- _Given entries_:
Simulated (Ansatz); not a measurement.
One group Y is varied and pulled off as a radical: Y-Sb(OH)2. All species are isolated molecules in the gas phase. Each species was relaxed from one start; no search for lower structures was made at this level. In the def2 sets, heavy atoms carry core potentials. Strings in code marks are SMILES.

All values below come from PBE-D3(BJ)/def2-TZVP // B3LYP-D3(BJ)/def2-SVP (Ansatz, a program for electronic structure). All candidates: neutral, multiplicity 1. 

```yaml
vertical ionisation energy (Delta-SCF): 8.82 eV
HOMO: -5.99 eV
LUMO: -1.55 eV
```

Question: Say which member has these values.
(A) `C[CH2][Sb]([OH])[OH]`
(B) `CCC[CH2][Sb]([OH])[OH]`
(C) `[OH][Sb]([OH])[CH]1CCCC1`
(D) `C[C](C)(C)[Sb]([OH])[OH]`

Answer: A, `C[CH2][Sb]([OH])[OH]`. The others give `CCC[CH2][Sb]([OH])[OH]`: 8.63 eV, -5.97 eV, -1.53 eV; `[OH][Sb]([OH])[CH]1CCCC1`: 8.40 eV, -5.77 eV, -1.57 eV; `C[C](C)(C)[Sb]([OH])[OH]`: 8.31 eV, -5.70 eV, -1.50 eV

- _Brief_:
Copy the records above exactly, please, but only from the first line through the line containing "One group Y".

- _Response_:
Simulated (Ansatz); not a measurement.
One group Y is varied and pulled off as a radical: Y-Sb(OH)2. All species are isolated molecules in the gas phase. Each species was relaxed from one start; no search for lower structures was made at this level. In the def2 sets, heavy atoms carry core potentials. Strings in code marks are SMILES.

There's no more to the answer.